*Activity*: In your answer, reproduce exactly the lines from the beginning of the listing below through the one containing "Run time: 34", and only those lines.

*Dataset entries*:
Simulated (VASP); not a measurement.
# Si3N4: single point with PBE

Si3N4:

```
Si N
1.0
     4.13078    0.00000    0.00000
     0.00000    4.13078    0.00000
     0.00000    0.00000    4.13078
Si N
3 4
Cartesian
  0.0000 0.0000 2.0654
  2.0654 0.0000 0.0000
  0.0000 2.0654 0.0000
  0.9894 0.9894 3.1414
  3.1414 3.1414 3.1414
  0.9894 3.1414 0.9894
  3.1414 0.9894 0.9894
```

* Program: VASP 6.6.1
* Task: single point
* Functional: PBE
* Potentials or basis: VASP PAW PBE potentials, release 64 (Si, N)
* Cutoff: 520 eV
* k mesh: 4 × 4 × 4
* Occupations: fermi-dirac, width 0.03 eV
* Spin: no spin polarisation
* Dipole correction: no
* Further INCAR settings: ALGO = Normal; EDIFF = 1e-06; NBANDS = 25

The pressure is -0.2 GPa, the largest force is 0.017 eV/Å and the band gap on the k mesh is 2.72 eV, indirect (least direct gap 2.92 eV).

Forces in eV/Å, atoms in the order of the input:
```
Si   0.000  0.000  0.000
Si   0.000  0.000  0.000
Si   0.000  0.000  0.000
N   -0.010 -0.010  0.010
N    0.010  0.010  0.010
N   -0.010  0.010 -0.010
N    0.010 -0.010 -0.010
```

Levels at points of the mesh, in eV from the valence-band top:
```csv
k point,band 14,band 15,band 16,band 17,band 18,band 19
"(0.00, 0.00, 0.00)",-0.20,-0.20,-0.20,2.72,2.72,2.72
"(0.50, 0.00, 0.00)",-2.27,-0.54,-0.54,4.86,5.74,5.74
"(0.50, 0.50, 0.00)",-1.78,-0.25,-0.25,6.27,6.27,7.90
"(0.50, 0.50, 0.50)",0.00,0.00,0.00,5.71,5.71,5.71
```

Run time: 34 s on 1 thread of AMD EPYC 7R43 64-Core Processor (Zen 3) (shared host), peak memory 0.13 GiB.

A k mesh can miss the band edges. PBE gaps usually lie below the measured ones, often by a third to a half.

*Written reply*:
Simulated (VASP); not a measurement.
# Si3N4: single point with PBE

Si3N4:

```
Si N
1.0
     4.13078    0.00000    0.00000
     0.00000    4.13078    0.00000
     0.00000    0.00000    4.13078
Si N
3 4
Cartesian
  0.0000 0.0000 2.0654
  2.0654 0.0000 0.0000
  0.0000 2.0654 0.0000
  0.9894 0.9894 3.1414
  3.1414 3.1414 3.1414
  0.9894 3.1414 0.9894
  3.1414 0.9894 0.9894
```

* Program: VASP 6.6.1
* Task: single point
* Functional: PBE
* Potentials or basis: VASP PAW PBE potentials, release 64 (Si, N)
* Cutoff: 520 eV
* k mesh: 4 × 4 × 4
* Occupations: fermi-dirac, width 0.03 eV
* Spin: no spin polarisation
* Dipole correction: no
* Further INCAR settings: ALGO = Normal; EDIFF = 1e-06; NBANDS = 25

The pressure is -0.2 GPa, the largest force is 0.017 eV/Å and the band gap on the k mesh is 2.72 eV, indirect (least direct gap 2.92 eV).

Forces in eV/Å, atoms in the order of the input:
```
Si   0.000  0.000  0.000
Si   0.000  0.000  0.000
Si   0.000  0.000  0.000
N   -0.010 -0.010  0.010
N    0.010  0.010  0.010
N   -0.010  0.010 -0.010
N    0.010 -0.010 -0.010
```

Levels at points of the mesh, in eV from the valence-band top:
```csv
k point,band 14,band 15,band 16,band 17,band 18,band 19
"(0.00, 0.00, 0.00)",-0.20,-0.20,-0.20,2.72,2.72,2.72
"(0.50, 0.00, 0.00)",-2.27,-0.54,-0.54,4.86,5.74,5.74
"(0.50, 0.50, 0.00)",-1.78,-0.25,-0.25,6.27,6.27,7.90
"(0.50, 0.50, 0.50)",0.00,0.00,0.00,5.71,5.71,5.71
```

Run time: 34 s on 1 thread of AMD EPYC 7R43 64-Core Processor (Zen 3) (shared host), peak memory 0.13 GiB.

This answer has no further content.